**Work task**
Within the records below is a range that opens at the line with "PM6 | -259.9 | - |" and closes at the line with "-199.4 | ×1 |". Return that range word for word, both ends included, and only that range.

- - -

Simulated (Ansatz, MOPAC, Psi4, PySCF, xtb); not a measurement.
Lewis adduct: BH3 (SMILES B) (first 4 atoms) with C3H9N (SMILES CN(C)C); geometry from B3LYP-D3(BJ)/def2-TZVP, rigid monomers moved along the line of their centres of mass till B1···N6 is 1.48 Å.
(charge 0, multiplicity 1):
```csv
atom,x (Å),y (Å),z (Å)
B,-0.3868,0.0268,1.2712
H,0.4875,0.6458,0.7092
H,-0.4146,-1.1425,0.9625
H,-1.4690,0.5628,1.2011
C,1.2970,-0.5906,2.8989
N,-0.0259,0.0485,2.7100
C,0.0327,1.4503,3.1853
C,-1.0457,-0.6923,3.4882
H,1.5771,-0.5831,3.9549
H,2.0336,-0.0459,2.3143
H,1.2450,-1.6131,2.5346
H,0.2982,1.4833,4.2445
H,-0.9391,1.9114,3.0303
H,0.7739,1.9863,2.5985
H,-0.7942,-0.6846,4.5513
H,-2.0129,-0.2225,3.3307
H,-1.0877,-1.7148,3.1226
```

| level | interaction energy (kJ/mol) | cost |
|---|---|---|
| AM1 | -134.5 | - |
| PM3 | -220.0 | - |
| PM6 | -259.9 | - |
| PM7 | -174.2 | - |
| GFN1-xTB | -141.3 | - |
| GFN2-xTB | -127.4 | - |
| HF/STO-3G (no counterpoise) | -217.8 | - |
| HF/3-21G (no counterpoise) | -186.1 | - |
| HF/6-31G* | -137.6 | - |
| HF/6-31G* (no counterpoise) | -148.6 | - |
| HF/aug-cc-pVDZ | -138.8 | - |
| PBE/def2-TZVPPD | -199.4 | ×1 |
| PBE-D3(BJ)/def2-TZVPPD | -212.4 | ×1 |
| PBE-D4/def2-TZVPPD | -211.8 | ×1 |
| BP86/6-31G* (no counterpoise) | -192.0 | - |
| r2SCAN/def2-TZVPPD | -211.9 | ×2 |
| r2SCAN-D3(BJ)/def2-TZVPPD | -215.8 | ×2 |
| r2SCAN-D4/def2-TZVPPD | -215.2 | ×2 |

- - -

**Exercise solution**
| PM6 | -259.9 | - |
| PM7 | -174.2 | - |
| GFN1-xTB | -141.3 | - |
| GFN2-xTB | -127.4 | - |
| HF/STO-3G (no counterpoise) | -217.8 | - |
| HF/3-21G (no counterpoise) | -186.1 | - |
| HF/6-31G* | -137.6 | - |
| HF/6-31G* (no counterpoise) | -148.6 | - |
| HF/aug-cc-pVDZ | -138.8 | - |
| PBE/def2-TZVPPD | -199.4 | ×1 |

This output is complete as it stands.